:: WORK INSTRUCTION ::
Only certain lines below are wanted: those starting at the line containing "12.480 | 4.66 |" and ending at the line containing "the bulk modulus?", both included, each retyped exactly.

:: PROVIDED INFORMATION ::
___
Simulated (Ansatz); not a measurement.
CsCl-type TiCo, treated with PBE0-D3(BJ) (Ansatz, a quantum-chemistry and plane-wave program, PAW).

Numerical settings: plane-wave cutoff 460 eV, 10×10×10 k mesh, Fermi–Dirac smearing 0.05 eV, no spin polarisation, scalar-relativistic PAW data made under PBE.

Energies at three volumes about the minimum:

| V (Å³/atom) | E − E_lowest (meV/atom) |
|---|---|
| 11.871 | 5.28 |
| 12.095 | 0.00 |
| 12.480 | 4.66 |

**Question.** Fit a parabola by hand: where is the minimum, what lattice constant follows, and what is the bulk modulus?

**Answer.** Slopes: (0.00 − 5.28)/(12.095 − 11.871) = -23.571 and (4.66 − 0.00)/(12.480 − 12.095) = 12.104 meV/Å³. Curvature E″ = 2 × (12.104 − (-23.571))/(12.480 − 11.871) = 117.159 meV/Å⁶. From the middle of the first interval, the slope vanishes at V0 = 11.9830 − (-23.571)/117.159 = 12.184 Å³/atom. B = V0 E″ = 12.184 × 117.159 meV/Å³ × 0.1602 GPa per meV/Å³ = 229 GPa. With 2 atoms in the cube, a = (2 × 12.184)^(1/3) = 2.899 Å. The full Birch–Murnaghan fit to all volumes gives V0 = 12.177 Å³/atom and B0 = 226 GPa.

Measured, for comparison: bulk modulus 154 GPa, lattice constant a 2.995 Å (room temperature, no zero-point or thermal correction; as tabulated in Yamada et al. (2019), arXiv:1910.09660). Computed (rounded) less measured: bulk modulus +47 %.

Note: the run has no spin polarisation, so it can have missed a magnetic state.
___

:: WRITTEN ANSWER ::
| 12.480 | 4.66 |

**Question.** Fit a parabola by hand: where is the minimum, what lattice constant follows, and what is the bulk modulus?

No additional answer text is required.